## Activity
Please print each record below exactly as it is written.

## Listed records
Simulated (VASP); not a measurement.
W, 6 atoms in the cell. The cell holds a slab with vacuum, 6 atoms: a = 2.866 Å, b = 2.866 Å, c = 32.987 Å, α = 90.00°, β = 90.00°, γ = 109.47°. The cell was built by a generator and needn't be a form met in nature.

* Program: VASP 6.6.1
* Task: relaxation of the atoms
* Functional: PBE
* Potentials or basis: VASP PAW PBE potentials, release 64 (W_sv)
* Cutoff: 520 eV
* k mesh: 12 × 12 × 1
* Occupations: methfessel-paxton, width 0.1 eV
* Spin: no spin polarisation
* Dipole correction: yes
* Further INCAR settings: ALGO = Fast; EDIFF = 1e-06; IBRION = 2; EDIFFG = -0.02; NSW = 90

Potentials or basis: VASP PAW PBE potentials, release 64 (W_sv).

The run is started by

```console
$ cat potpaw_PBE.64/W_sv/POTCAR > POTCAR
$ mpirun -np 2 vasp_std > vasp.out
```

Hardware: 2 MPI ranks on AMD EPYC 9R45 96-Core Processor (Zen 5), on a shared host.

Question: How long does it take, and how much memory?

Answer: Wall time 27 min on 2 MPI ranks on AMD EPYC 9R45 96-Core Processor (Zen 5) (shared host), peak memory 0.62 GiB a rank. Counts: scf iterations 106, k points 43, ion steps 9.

## Answer area
Simulated (VASP); not a measurement.
W, 6 atoms in the cell. The cell holds a slab with vacuum, 6 atoms: a = 2.866 Å, b = 2.866 Å, c = 32.987 Å, α = 90.00°, β = 90.00°, γ = 109.47°. The cell was built by a generator and needn't be a form met in nature.

* Program: VASP 6.6.1
* Task: relaxation of the atoms
* Functional: PBE
* Potentials or basis: VASP PAW PBE potentials, release 64 (W_sv)
* Cutoff: 520 eV
* k mesh: 12 × 12 × 1
* Occupations: methfessel-paxton, width 0.1 eV
* Spin: no spin polarisation
* Dipole correction: yes
* Further INCAR settings: ALGO = Fast; EDIFF = 1e-06; IBRION = 2; EDIFFG = -0.02; NSW = 90

Potentials or basis: VASP PAW PBE potentials, release 64 (W_sv).

The run is started by

```console
$ cat potpaw_PBE.64/W_sv/POTCAR > POTCAR
$ mpirun -np 2 vasp_std > vasp.out
```

Hardware: 2 MPI ranks on AMD EPYC 9R45 96-Core Processor (Zen 5), on a shared host.

Question: How long does it take, and how much memory?

Answer: Wall time 27 min on 2 MPI ranks on AMD EPYC 9R45 96-Core Processor (Zen 5) (shared host), peak memory 0.62 GiB a rank. Counts: scf iterations 106, k points 43, ion steps 9.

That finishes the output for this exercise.